Given data below:

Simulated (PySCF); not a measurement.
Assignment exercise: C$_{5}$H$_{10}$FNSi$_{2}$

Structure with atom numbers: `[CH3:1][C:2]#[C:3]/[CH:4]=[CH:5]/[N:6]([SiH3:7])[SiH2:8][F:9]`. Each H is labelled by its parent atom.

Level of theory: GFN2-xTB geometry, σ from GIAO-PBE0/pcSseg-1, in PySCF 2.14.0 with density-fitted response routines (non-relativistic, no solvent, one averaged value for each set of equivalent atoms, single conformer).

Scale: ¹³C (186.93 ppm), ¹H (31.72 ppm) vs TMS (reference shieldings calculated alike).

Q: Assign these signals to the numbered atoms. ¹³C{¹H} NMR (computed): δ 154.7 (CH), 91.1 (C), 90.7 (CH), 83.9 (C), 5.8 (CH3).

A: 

End of Given data.

— Activity —
Give a word-for-word restatement of every record.

— Exercise result —
Simulated (PySCF); not a measurement.
Assignment exercise: C$_{5}$H$_{10}$FNSi$_{2}$

Structure with atom numbers: `[CH3:1][C:2]#[C:3]/[CH:4]=[CH:5]/[N:6]([SiH3:7])[SiH2:8][F:9]`. Each H is labelled by its parent atom.

Level of theory: GFN2-xTB geometry, σ from GIAO-PBE0/pcSseg-1, in PySCF 2.14.0 with density-fitted response routines (non-relativistic, no solvent, one averaged value for each set of equivalent atoms, single conformer).

Scale: ¹³C (186.93 ppm), ¹H (31.72 ppm) vs TMS (reference shieldings calculated alike).

Q: Assign these signals to the numbered atoms. ¹³C{¹H} NMR (computed): δ 154.7 (CH), 91.1 (C), 90.7 (CH), 83.9 (C), 5.8 (CH3).

A: 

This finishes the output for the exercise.